## RAW DATA
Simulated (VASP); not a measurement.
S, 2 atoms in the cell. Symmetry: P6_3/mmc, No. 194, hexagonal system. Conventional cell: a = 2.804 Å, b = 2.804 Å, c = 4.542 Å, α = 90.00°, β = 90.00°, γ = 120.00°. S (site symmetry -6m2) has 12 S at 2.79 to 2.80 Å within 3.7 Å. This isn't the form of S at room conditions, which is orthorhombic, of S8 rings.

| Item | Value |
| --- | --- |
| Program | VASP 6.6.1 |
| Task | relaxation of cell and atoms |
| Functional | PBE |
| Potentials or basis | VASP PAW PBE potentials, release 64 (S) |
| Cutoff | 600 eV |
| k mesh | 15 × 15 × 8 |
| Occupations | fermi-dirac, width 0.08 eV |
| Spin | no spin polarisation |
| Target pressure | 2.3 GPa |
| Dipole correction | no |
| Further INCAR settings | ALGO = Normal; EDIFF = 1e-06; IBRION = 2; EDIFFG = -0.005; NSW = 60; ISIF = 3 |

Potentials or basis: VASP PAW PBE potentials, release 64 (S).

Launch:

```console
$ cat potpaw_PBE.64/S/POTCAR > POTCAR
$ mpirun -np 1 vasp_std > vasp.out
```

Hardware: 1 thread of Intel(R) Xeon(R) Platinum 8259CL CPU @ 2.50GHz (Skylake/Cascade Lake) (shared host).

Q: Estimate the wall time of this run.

## EXERCISE
So that nothing is lost, write out each record exactly as it appears above.

## ANSWER BOX
Simulated (VASP); not a measurement.
S, 2 atoms in the cell. Symmetry: P6_3/mmc, No. 194, hexagonal system. Conventional cell: a = 2.804 Å, b = 2.804 Å, c = 4.542 Å, α = 90.00°, β = 90.00°, γ = 120.00°. S (site symmetry -6m2) has 12 S at 2.79 to 2.80 Å within 3.7 Å. This isn't the form of S at room conditions, which is orthorhombic, of S8 rings.

| Item | Value |
| --- | --- |
| Program | VASP 6.6.1 |
| Task | relaxation of cell and atoms |
| Functional | PBE |
| Potentials or basis | VASP PAW PBE potentials, release 64 (S) |
| Cutoff | 600 eV |
| k mesh | 15 × 15 × 8 |
| Occupations | fermi-dirac, width 0.08 eV |
| Spin | no spin polarisation |
| Target pressure | 2.3 GPa |
| Dipole correction | no |
| Further INCAR settings | ALGO = Normal; EDIFF = 1e-06; IBRION = 2; EDIFFG = -0.005; NSW = 60; ISIF = 3 |

Potentials or basis: VASP PAW PBE potentials, release 64 (S).

Launch:

```console
$ cat potpaw_PBE.64/S/POTCAR > POTCAR
$ mpirun -np 1 vasp_std > vasp.out
```

Hardware: 1 thread of Intel(R) Xeon(R) Platinum 8259CL CPU @ 2.50GHz (Skylake/Cascade Lake) (shared host).

Q: Estimate the wall time of this run.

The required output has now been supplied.